===
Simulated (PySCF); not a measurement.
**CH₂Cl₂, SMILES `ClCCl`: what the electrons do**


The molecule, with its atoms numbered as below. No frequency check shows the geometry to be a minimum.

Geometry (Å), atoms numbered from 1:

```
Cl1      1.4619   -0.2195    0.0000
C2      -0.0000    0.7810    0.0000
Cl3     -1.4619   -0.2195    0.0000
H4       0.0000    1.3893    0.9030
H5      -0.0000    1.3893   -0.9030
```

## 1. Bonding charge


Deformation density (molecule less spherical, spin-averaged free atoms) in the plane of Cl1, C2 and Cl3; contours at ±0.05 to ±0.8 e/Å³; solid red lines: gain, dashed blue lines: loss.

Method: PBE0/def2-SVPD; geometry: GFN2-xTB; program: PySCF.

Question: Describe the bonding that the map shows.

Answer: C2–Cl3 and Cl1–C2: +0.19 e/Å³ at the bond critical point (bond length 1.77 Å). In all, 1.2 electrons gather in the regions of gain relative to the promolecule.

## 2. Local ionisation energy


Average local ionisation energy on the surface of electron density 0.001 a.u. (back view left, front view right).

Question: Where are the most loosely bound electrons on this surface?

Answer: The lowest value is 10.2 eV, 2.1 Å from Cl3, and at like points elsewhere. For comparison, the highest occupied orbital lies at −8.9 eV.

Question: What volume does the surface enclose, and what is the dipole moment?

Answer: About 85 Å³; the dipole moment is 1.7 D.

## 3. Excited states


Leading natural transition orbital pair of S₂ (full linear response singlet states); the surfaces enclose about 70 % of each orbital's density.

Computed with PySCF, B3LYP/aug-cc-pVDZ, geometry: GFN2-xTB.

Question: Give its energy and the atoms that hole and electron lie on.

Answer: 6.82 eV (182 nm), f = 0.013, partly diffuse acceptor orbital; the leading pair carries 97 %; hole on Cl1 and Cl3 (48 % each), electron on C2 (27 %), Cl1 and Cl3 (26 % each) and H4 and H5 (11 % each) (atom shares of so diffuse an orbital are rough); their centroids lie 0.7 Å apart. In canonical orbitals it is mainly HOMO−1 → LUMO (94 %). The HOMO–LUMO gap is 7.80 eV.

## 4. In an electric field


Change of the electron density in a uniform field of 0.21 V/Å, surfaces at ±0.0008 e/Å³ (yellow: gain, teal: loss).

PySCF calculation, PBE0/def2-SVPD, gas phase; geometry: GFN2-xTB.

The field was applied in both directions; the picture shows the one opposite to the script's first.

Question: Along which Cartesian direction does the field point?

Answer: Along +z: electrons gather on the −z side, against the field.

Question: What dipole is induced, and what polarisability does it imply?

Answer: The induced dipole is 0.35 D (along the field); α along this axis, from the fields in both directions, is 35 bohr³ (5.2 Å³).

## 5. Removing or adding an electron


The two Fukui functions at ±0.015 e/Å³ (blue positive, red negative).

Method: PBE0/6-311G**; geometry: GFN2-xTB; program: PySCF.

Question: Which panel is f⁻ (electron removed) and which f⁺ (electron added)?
===

> [Task item] Given the records above, restate word for word only the lines starting at the one with "Leading natural transition" and ending at the one with "## 4. In an electric field".

> [Result]
Leading natural transition orbital pair of S₂ (full linear response singlet states); the surfaces enclose about 70 % of each orbital's density.

Computed with PySCF, B3LYP/aug-cc-pVDZ, geometry: GFN2-xTB.

Question: Give its energy and the atoms that hole and electron lie on.

Answer: 6.82 eV (182 nm), f = 0.013, partly diffuse acceptor orbital; the leading pair carries 97 %; hole on Cl1 and Cl3 (48 % each), electron on C2 (27 %), Cl1 and Cl3 (26 % each) and H4 and H5 (11 % each) (atom shares of so diffuse an orbital are rough); their centroids lie 0.7 Å apart. In canonical orbitals it is mainly HOMO−1 → LUMO (94 %). The HOMO–LUMO gap is 7.80 eV.

## 4. In an electric field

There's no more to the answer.